◆ Task item:
Output all of the records exactly, word for word.

•••••

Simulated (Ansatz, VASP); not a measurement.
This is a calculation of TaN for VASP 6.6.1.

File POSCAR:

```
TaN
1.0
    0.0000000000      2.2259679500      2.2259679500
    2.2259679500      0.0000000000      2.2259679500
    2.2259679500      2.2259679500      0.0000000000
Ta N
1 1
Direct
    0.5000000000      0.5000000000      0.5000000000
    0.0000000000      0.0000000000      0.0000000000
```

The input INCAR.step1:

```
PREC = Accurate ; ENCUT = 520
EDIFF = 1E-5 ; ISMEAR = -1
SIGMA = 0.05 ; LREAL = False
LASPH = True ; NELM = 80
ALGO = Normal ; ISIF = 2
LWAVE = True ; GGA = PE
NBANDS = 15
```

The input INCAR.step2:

•••••

◆ Response area:
Simulated (Ansatz, VASP); not a measurement.
This is a calculation of TaN for VASP 6.6.1.

File POSCAR:

```
TaN
1.0
    0.0000000000      2.2259679500      2.2259679500
    2.2259679500      0.0000000000      2.2259679500
    2.2259679500      2.2259679500      0.0000000000
Ta N
1 1
Direct
    0.5000000000      0.5000000000      0.5000000000
    0.0000000000      0.0000000000      0.0000000000
```

The input INCAR.step1:

```
PREC = Accurate ; ENCUT = 520
EDIFF = 1E-5 ; ISMEAR = -1
SIGMA = 0.05 ; LREAL = False
LASPH = True ; NELM = 80
ALGO = Normal ; ISIF = 2
LWAVE = True ; GGA = PE
NBANDS = 15
```

The input INCAR.step2:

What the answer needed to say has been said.